_EXCERPTED DATA_
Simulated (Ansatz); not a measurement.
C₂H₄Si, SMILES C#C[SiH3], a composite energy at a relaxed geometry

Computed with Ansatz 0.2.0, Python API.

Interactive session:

_ACTION ITEM_
Keep every word the same and copy out all of the entries.

_WORKED SOLUTION_
Simulated (Ansatz); not a measurement.
C₂H₄Si, SMILES C#C[SiH3], a composite energy at a relaxed geometry

Computed with Ansatz 0.2.0, Python API.

Interactive session:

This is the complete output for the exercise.